Brief: Copy all records verbatim.

------------------------------
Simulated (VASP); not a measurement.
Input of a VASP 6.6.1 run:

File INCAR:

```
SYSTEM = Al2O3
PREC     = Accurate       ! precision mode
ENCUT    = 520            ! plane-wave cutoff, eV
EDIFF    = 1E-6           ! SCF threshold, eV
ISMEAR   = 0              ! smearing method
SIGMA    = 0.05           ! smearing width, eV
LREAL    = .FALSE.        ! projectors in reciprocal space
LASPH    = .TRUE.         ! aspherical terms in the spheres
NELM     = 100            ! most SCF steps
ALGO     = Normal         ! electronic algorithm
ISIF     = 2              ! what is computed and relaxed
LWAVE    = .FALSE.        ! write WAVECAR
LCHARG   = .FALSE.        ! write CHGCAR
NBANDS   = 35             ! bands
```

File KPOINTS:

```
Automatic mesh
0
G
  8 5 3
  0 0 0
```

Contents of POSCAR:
------------------------------

Task solution:
Simulated (VASP); not a measurement.
Input of a VASP 6.6.1 run:

File INCAR:

```
SYSTEM = Al2O3
PREC     = Accurate       ! precision mode
ENCUT    = 520            ! plane-wave cutoff, eV
EDIFF    = 1E-6           ! SCF threshold, eV
ISMEAR   = 0              ! smearing method
SIGMA    = 0.05           ! smearing width, eV
LREAL    = .FALSE.        ! projectors in reciprocal space
LASPH    = .TRUE.         ! aspherical terms in the spheres
NELM     = 100            ! most SCF steps
ALGO     = Normal         ! electronic algorithm
ISIF     = 2              ! what is computed and relaxed
LWAVE    = .FALSE.        ! write WAVECAR
LCHARG   = .FALSE.        ! write CHGCAR
NBANDS   = 35             ! bands
```

File KPOINTS:

```
Automatic mesh
0
G
  8 5 3
  0 0 0
```

Contents of POSCAR:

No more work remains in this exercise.